[DATA LISTING Boundary: Start]

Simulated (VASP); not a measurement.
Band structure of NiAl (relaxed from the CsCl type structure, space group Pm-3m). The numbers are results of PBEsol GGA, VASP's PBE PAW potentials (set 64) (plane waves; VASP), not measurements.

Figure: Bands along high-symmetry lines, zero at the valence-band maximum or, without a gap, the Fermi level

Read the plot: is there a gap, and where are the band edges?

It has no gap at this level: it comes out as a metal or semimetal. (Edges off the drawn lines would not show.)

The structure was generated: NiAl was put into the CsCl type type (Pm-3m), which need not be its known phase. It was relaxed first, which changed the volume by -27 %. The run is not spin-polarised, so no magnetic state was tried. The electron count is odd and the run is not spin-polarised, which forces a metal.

[DATA LISTING Boundary: End]

*WORK TASK*
Would you copy out each record precisely as it stands?

*ANSWER BOX*
Simulated (VASP); not a measurement.
Band structure of NiAl (relaxed from the CsCl type structure, space group Pm-3m). The numbers are results of PBEsol GGA, VASP's PBE PAW potentials (set 64) (plane waves; VASP), not measurements.

Figure: Bands along high-symmetry lines, zero at the valence-band maximum or, without a gap, the Fermi level

Read the plot: is there a gap, and where are the band edges?

It has no gap at this level: it comes out as a metal or semimetal. (Edges off the drawn lines would not show.)

The structure was generated: NiAl was put into the CsCl type type (Pm-3m), which need not be its known phase. It was relaxed first, which changed the volume by -27 %. The run is not spin-polarised, so no magnetic state was tried. The electron count is odd and the run is not spin-polarised, which forces a metal.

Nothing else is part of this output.